(Work task):
Print each record below character for character.

(Data listing):
***

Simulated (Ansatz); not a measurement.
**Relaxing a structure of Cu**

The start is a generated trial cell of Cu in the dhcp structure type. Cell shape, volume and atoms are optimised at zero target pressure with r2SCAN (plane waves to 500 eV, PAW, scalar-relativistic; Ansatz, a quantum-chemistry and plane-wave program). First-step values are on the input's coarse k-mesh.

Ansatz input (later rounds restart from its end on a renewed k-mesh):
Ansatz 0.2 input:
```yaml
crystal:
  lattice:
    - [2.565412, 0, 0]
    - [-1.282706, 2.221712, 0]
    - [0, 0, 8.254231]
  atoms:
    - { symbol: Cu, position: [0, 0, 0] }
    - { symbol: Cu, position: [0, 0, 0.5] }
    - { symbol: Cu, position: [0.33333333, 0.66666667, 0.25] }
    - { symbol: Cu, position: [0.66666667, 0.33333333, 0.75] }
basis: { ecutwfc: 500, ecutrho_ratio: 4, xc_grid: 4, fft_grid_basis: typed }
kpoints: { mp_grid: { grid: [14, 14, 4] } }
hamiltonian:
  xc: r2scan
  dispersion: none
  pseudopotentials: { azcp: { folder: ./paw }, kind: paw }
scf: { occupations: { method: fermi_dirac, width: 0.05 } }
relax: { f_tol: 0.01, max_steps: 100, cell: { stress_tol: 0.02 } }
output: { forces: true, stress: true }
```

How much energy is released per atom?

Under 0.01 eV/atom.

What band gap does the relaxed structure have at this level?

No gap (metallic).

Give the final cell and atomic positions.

***

(Exercise answer):
Simulated (Ansatz); not a measurement.
**Relaxing a structure of Cu**

The start is a generated trial cell of Cu in the dhcp structure type. Cell shape, volume and atoms are optimised at zero target pressure with r2SCAN (plane waves to 500 eV, PAW, scalar-relativistic; Ansatz, a quantum-chemistry and plane-wave program). First-step values are on the input's coarse k-mesh.

Ansatz input (later rounds restart from its end on a renewed k-mesh):
Ansatz 0.2 input:
```yaml
crystal:
  lattice:
    - [2.565412, 0, 0]
    - [-1.282706, 2.221712, 0]
    - [0, 0, 8.254231]
  atoms:
    - { symbol: Cu, position: [0, 0, 0] }
    - { symbol: Cu, position: [0, 0, 0.5] }
    - { symbol: Cu, position: [0.33333333, 0.66666667, 0.25] }
    - { symbol: Cu, position: [0.66666667, 0.33333333, 0.75] }
basis: { ecutwfc: 500, ecutrho_ratio: 4, xc_grid: 4, fft_grid_basis: typed }
kpoints: { mp_grid: { grid: [14, 14, 4] } }
hamiltonian:
  xc: r2scan
  dispersion: none
  pseudopotentials: { azcp: { folder: ./paw }, kind: paw }
scf: { occupations: { method: fermi_dirac, width: 0.05 } }
relax: { f_tol: 0.01, max_steps: 100, cell: { stress_tol: 0.02 } }
output: { forces: true, stress: true }
```

How much energy is released per atom?

Under 0.01 eV/atom.

What band gap does the relaxed structure have at this level?

No gap (metallic).

Give the final cell and atomic positions.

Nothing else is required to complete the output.